__Work item__
Once the line containing "The numbers are" is found in the records below, return it and each following line exactly, up to and including the line containing "3s2 3p5 3d7 |", and nothing else.

__Excerpted records__
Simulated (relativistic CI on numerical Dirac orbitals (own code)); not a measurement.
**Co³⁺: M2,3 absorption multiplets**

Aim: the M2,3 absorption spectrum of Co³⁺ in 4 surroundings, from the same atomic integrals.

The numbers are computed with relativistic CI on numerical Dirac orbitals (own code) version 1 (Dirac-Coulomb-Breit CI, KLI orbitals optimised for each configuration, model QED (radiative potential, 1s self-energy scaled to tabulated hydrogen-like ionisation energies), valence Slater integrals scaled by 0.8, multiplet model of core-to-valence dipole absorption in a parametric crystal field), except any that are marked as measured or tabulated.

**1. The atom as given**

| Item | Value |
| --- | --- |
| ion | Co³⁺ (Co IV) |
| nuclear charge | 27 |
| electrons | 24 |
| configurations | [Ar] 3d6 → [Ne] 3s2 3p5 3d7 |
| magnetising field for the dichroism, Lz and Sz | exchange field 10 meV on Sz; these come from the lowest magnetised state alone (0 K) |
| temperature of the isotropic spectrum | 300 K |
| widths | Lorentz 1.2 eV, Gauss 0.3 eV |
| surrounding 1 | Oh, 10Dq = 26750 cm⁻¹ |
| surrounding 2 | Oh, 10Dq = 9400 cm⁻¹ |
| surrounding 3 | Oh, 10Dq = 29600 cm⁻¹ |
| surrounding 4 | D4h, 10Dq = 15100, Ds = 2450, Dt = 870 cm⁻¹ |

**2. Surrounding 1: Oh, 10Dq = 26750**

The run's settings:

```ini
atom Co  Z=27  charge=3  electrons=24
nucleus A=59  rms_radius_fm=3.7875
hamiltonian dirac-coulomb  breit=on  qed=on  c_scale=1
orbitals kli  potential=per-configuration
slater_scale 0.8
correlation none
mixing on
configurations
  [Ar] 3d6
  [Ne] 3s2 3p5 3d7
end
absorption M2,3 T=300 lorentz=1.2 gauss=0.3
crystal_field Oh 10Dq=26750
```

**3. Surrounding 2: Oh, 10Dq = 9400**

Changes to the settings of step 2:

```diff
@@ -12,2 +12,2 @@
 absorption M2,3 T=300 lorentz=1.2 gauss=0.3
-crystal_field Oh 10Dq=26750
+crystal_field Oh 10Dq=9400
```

__Exercise response__
The numbers are computed with relativistic CI on numerical Dirac orbitals (own code) version 1 (Dirac-Coulomb-Breit CI, KLI orbitals optimised for each configuration, model QED (radiative potential, 1s self-energy scaled to tabulated hydrogen-like ionisation energies), valence Slater integrals scaled by 0.8, multiplet model of core-to-valence dipole absorption in a parametric crystal field), except any that are marked as measured or tabulated.

**1. The atom as given**

| Item | Value |
| --- | --- |
| ion | Co³⁺ (Co IV) |
| nuclear charge | 27 |
| electrons | 24 |
| configurations | [Ar] 3d6 → [Ne] 3s2 3p5 3d7 |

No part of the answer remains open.